- [ACTION ITEM]:
Without omitting anything, copy every entry word for word.

----------------

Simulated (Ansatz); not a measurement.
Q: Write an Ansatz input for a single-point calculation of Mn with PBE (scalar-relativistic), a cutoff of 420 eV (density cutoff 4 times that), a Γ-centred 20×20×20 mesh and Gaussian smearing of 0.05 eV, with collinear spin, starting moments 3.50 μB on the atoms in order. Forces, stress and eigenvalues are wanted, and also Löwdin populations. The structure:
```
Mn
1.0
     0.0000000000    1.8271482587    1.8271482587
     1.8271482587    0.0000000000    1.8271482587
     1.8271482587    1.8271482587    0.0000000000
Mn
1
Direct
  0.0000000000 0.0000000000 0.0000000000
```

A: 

----------------

- [EXERCISE OUTPUT]:
Simulated (Ansatz); not a measurement.
Q: Write an Ansatz input for a single-point calculation of Mn with PBE (scalar-relativistic), a cutoff of 420 eV (density cutoff 4 times that), a Γ-centred 20×20×20 mesh and Gaussian smearing of 0.05 eV, with collinear spin, starting moments 3.50 μB on the atoms in order. Forces, stress and eigenvalues are wanted, and also Löwdin populations. The structure:
```
Mn
1.0
     0.0000000000    1.8271482587    1.8271482587
     1.8271482587    0.0000000000    1.8271482587
     1.8271482587    1.8271482587    0.0000000000
Mn
1
Direct
  0.0000000000 0.0000000000 0.0000000000
```

A: 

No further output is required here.